▸ **Work request**
Each of the entries below needs to be given again exactly.

====== Data listing ======

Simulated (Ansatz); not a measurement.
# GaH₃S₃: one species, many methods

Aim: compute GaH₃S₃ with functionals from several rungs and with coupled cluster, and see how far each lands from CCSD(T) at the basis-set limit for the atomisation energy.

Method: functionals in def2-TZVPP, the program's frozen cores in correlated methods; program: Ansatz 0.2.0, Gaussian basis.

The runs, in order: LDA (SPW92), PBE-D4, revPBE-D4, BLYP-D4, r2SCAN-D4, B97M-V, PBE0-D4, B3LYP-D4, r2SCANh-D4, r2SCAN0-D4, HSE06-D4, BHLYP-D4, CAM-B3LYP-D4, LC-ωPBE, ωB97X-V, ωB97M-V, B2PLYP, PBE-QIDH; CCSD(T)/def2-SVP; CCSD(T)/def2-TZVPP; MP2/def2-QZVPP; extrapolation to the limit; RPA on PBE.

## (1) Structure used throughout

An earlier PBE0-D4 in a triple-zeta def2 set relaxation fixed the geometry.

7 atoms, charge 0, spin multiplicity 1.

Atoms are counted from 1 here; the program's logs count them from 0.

======

▸ **Response area**
Simulated (Ansatz); not a measurement.
# GaH₃S₃: one species, many methods

Aim: compute GaH₃S₃ with functionals from several rungs and with coupled cluster, and see how far each lands from CCSD(T) at the basis-set limit for the atomisation energy.

Method: functionals in def2-TZVPP, the program's frozen cores in correlated methods; program: Ansatz 0.2.0, Gaussian basis.

The runs, in order: LDA (SPW92), PBE-D4, revPBE-D4, BLYP-D4, r2SCAN-D4, B97M-V, PBE0-D4, B3LYP-D4, r2SCANh-D4, r2SCAN0-D4, HSE06-D4, BHLYP-D4, CAM-B3LYP-D4, LC-ωPBE, ωB97X-V, ωB97M-V, B2PLYP, PBE-QIDH; CCSD(T)/def2-SVP; CCSD(T)/def2-TZVPP; MP2/def2-QZVPP; extrapolation to the limit; RPA on PBE.

## (1) Structure used throughout

An earlier PBE0-D4 in a triple-zeta def2 set relaxation fixed the geometry.

7 atoms, charge 0, spin multiplicity 1.

Atoms are counted from 1 here; the program's logs count them from 0.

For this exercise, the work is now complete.